» ASSIGNMENT:
Return all the entries word for word.

» ENTRIES PROVIDED:
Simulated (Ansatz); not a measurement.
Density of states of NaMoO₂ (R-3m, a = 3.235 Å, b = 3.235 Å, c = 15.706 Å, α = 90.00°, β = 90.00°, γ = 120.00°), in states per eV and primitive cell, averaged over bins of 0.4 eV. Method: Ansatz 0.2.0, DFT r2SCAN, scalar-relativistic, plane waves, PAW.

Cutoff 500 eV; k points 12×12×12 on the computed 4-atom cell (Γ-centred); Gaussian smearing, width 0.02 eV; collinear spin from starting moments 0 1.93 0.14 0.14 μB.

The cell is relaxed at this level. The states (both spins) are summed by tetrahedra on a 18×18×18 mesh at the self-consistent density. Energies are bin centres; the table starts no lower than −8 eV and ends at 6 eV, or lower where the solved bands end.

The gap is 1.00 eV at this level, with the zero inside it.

» WORKED SOLUTION:
Simulated (Ansatz); not a measurement.
Density of states of NaMoO₂ (R-3m, a = 3.235 Å, b = 3.235 Å, c = 15.706 Å, α = 90.00°, β = 90.00°, γ = 120.00°), in states per eV and primitive cell, averaged over bins of 0.4 eV. Method: Ansatz 0.2.0, DFT r2SCAN, scalar-relativistic, plane waves, PAW.

Cutoff 500 eV; k points 12×12×12 on the computed 4-atom cell (Γ-centred); Gaussian smearing, width 0.02 eV; collinear spin from starting moments 0 1.93 0.14 0.14 μB.

The cell is relaxed at this level. The states (both spins) are summed by tetrahedra on a 18×18×18 mesh at the self-consistent density. Energies are bin centres; the table starts no lower than −8 eV and ends at 6 eV, or lower where the solved bands end.

The gap is 1.00 eV at this level, with the zero inside it.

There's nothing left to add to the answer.